Source information Start Marker

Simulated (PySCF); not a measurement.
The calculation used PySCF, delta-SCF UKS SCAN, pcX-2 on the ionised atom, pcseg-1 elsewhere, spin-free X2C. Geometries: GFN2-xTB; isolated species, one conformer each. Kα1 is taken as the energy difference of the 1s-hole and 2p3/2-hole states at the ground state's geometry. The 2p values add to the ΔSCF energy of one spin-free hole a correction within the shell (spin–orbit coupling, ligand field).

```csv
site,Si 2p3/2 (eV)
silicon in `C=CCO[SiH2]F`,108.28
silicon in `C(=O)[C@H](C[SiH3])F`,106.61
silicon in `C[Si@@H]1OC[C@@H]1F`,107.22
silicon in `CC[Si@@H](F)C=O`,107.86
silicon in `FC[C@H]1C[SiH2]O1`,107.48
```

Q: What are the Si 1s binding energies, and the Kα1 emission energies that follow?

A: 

Source information End Marker

▶ Required action: Restate word for word the entries above from the line with "The calculation used" through the line with "Q: What are", inclusive, leaving out everything else.

▶ Result:
The calculation used PySCF, delta-SCF UKS SCAN, pcX-2 on the ionised atom, pcseg-1 elsewhere, spin-free X2C. Geometries: GFN2-xTB; isolated species, one conformer each. Kα1 is taken as the energy difference of the 1s-hole and 2p3/2-hole states at the ground state's geometry. The 2p values add to the ΔSCF energy of one spin-free hole a correction within the shell (spin–orbit coupling, ligand field).

```csv
site,Si 2p3/2 (eV)
silicon in `C=CCO[SiH2]F`,108.28
silicon in `C(=O)[C@H](C[SiH3])F`,106.61
silicon in `C[Si@@H]1OC[C@@H]1F`,107.22
silicon in `CC[Si@@H](F)C=O`,107.86
silicon in `FC[C@H]1C[SiH2]O1`,107.48
```

Q: What are the Si 1s binding energies, and the Kα1 emission energies that follow?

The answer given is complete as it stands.